[WORK ORDER]
As the lines appear below, please set them down exactly, starting at the first and finishing with the one containing "## Step 1: The cell of the first run".

[EXTRACTED RECORDS]
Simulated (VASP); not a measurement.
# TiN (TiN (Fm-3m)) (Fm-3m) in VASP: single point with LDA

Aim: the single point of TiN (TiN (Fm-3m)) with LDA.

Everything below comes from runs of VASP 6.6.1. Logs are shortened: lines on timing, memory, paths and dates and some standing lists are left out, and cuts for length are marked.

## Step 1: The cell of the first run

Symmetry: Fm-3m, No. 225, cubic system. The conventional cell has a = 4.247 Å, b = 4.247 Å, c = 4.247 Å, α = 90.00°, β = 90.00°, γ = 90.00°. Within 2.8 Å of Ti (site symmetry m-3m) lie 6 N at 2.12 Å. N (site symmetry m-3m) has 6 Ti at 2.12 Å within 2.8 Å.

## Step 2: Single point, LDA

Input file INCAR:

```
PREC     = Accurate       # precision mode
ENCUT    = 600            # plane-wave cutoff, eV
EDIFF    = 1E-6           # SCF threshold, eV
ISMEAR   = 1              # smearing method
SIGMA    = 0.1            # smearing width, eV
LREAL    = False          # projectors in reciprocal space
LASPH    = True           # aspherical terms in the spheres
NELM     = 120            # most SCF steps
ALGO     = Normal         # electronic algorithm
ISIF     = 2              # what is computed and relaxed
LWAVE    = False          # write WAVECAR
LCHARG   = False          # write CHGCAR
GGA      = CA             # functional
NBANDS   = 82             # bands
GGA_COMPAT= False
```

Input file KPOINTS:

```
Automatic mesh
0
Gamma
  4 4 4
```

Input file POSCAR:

[EXERCISE OUTPUT]
Simulated (VASP); not a measurement.
# TiN (TiN (Fm-3m)) (Fm-3m) in VASP: single point with LDA

Aim: the single point of TiN (TiN (Fm-3m)) with LDA.

Everything below comes from runs of VASP 6.6.1. Logs are shortened: lines on timing, memory, paths and dates and some standing lists are left out, and cuts for length are marked.

## Step 1: The cell of the first run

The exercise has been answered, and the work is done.